====== Raw data ======

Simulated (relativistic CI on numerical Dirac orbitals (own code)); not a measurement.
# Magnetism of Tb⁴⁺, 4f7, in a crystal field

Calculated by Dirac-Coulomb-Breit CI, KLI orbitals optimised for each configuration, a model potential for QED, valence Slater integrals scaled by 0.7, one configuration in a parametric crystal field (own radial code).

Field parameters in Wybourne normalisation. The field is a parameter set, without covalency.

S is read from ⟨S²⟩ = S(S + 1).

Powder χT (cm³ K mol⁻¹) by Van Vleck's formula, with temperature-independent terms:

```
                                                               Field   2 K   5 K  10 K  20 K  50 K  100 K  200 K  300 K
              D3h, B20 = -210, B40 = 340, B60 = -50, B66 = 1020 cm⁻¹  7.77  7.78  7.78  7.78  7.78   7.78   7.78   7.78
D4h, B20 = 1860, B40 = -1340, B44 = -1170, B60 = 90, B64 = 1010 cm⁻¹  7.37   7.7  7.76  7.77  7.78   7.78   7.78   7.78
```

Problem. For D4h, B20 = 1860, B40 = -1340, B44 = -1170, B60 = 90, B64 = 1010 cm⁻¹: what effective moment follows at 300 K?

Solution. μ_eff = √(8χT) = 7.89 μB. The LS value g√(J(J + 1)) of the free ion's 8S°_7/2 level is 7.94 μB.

======

:: Requirement ::
Since only part of the listing is wanted, copy exactly the lines from the one holding "Powder χT (cm³" to the one holding "Problem. For D4h, B20", both included.

:: Task response ::
Powder χT (cm³ K mol⁻¹) by Van Vleck's formula, with temperature-independent terms:

```
                                                               Field   2 K   5 K  10 K  20 K  50 K  100 K  200 K  300 K
              D3h, B20 = -210, B40 = 340, B60 = -50, B66 = 1020 cm⁻¹  7.77  7.78  7.78  7.78  7.78   7.78   7.78   7.78
D4h, B20 = 1860, B40 = -1340, B44 = -1170, B60 = 90, B64 = 1010 cm⁻¹  7.37   7.7  7.76  7.77  7.78   7.78   7.78   7.78
```

Problem. For D4h, B20 = 1860, B40 = -1340, B44 = -1170, B60 = 90, B64 = 1010 cm⁻¹: what effective moment follows at 300 K?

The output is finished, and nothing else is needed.